GIVEN RECORDS ->
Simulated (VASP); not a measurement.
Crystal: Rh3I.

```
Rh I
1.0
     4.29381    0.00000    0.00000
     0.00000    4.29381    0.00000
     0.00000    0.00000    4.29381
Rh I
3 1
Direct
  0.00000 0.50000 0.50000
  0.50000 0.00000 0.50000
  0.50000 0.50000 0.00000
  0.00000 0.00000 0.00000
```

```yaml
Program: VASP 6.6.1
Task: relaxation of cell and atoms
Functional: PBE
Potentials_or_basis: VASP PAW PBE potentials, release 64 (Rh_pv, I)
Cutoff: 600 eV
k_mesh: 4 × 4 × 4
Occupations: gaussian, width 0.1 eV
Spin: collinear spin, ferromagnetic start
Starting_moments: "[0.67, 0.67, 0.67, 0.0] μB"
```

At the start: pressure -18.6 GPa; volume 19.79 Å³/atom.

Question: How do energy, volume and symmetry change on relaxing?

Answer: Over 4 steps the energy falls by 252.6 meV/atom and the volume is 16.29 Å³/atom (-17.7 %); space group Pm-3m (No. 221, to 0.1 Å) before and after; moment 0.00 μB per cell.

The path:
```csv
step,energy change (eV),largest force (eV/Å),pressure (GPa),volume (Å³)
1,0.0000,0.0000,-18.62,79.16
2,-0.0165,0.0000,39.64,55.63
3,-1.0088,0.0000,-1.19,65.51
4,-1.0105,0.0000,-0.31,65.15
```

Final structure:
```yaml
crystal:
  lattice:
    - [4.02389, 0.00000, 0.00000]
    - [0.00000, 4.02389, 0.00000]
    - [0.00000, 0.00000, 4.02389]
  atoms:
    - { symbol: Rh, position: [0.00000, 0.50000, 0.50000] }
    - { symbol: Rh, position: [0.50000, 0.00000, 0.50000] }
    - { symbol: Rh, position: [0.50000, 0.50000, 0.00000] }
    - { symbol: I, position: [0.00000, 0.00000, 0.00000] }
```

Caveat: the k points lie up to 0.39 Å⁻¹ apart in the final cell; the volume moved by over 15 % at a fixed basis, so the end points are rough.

ASSIGNED TASK -> Restate, word for word and without additions, every line from the top of the listing above through the line that contains "Question: How do".

RESULT ->
Simulated (VASP); not a measurement.
Crystal: Rh3I.

```
Rh I
1.0
     4.29381    0.00000    0.00000
     0.00000    4.29381    0.00000
     0.00000    0.00000    4.29381
Rh I
3 1
Direct
  0.00000 0.50000 0.50000
  0.50000 0.00000 0.50000
  0.50000 0.50000 0.00000
  0.00000 0.00000 0.00000
```

```yaml
Program: VASP 6.6.1
Task: relaxation of cell and atoms
Functional: PBE
Potentials_or_basis: VASP PAW PBE potentials, release 64 (Rh_pv, I)
Cutoff: 600 eV
k_mesh: 4 × 4 × 4
Occupations: gaussian, width 0.1 eV
Spin: collinear spin, ferromagnetic start
Starting_moments: "[0.67, 0.67, 0.67, 0.0] μB"
```

At the start: pressure -18.6 GPa; volume 19.79 Å³/atom.

Question: How do energy, volume and symmetry change on relaxing?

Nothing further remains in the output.